Work request >> Output a verbatim copy of the data, cut off after the line that contains "- x(H₂O) at".

(Record extracts)

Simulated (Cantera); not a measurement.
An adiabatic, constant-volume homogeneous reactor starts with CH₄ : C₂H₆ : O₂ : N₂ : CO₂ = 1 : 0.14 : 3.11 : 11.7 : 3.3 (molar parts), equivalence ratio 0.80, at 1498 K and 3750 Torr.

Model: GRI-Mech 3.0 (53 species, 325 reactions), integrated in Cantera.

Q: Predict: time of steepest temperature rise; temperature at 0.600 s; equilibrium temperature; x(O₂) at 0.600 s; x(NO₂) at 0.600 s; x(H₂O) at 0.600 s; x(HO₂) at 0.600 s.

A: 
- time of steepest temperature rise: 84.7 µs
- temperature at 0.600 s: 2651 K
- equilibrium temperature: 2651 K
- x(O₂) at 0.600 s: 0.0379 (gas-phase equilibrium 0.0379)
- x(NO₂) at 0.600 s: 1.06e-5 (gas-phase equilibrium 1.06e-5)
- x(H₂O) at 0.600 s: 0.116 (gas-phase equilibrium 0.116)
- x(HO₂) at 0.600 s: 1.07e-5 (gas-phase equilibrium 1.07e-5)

(End Record extracts)

Your response >>
Simulated (Cantera); not a measurement.
An adiabatic, constant-volume homogeneous reactor starts with CH₄ : C₂H₆ : O₂ : N₂ : CO₂ = 1 : 0.14 : 3.11 : 11.7 : 3.3 (molar parts), equivalence ratio 0.80, at 1498 K and 3750 Torr.

Model: GRI-Mech 3.0 (53 species, 325 reactions), integrated in Cantera.

Q: Predict: time of steepest temperature rise; temperature at 0.600 s; equilibrium temperature; x(O₂) at 0.600 s; x(NO₂) at 0.600 s; x(H₂O) at 0.600 s; x(HO₂) at 0.600 s.

A: 
- time of steepest temperature rise: 84.7 µs
- temperature at 0.600 s: 2651 K
- equilibrium temperature: 2651 K
- x(O₂) at 0.600 s: 0.0379 (gas-phase equilibrium 0.0379)
- x(NO₂) at 0.600 s: 1.06e-5 (gas-phase equilibrium 1.06e-5)
- x(H₂O) at 0.600 s: 0.116 (gas-phase equilibrium 0.116)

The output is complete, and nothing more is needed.